(Beginning of ENTRIES PROVIDED)

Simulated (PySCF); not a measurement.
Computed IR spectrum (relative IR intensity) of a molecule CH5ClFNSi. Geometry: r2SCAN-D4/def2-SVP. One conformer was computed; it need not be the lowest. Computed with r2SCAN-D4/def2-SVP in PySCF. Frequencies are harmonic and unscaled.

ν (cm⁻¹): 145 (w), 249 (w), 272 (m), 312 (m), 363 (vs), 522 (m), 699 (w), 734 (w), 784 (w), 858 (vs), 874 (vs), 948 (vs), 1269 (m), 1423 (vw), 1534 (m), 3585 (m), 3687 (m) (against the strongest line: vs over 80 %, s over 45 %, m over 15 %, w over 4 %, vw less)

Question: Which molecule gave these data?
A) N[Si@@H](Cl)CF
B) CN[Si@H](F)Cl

(End of ENTRIES PROVIDED)

▶ WORK INSTRUCTION: The records given above are to be repeated in full, exactly.

▶ EXERCISE ANSWER:
Simulated (PySCF); not a measurement.
Computed IR spectrum (relative IR intensity) of a molecule CH5ClFNSi. Geometry: r2SCAN-D4/def2-SVP. One conformer was computed; it need not be the lowest. Computed with r2SCAN-D4/def2-SVP in PySCF. Frequencies are harmonic and unscaled.

ν (cm⁻¹): 145 (w), 249 (w), 272 (m), 312 (m), 363 (vs), 522 (m), 699 (w), 734 (w), 784 (w), 858 (vs), 874 (vs), 948 (vs), 1269 (m), 1423 (vw), 1534 (m), 3585 (m), 3687 (m) (against the strongest line: vs over 80 %, s over 45 %, m over 15 %, w over 4 %, vw less)

Question: Which molecule gave these data?
A) N[Si@@H](Cl)CF
B) CN[Si@H](F)Cl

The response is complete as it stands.